> EXERCISE
From the first line onward, reproduce the records exactly; the final line to include is the one holding "9.3 | 5.470 |".

> GIVEN ENTRIES
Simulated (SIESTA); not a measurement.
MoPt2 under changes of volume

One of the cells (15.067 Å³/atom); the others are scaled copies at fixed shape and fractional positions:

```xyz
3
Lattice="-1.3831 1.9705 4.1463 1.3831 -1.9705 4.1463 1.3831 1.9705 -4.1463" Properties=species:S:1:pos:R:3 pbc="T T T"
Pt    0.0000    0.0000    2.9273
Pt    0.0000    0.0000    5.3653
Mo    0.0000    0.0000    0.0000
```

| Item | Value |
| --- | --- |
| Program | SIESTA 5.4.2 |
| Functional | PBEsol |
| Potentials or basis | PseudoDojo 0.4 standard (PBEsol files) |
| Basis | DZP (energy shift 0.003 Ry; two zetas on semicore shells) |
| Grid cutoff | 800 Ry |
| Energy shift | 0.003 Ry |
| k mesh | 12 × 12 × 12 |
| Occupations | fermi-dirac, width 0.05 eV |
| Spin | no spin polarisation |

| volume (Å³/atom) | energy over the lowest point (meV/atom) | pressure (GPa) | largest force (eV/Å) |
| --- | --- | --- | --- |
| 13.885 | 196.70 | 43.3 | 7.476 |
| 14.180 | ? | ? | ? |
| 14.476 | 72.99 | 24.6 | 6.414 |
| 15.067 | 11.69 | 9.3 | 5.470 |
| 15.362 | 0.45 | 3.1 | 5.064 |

> WRITTEN SOLUTION
Simulated (SIESTA); not a measurement.
MoPt2 under changes of volume

One of the cells (15.067 Å³/atom); the others are scaled copies at fixed shape and fractional positions:

```xyz
3
Lattice="-1.3831 1.9705 4.1463 1.3831 -1.9705 4.1463 1.3831 1.9705 -4.1463" Properties=species:S:1:pos:R:3 pbc="T T T"
Pt    0.0000    0.0000    2.9273
Pt    0.0000    0.0000    5.3653
Mo    0.0000    0.0000    0.0000
```

| Item | Value |
| --- | --- |
| Program | SIESTA 5.4.2 |
| Functional | PBEsol |
| Potentials or basis | PseudoDojo 0.4 standard (PBEsol files) |
| Basis | DZP (energy shift 0.003 Ry; two zetas on semicore shells) |
| Grid cutoff | 800 Ry |
| Energy shift | 0.003 Ry |
| k mesh | 12 × 12 × 12 |
| Occupations | fermi-dirac, width 0.05 eV |
| Spin | no spin polarisation |

| volume (Å³/atom) | energy over the lowest point (meV/atom) | pressure (GPa) | largest force (eV/Å) |
| --- | --- | --- | --- |
| 13.885 | 196.70 | 43.3 | 7.476 |
| 14.180 | ? | ? | ? |
| 14.476 | 72.99 | 24.6 | 6.414 |
| 15.067 | 11.69 | 9.3 | 5.470 |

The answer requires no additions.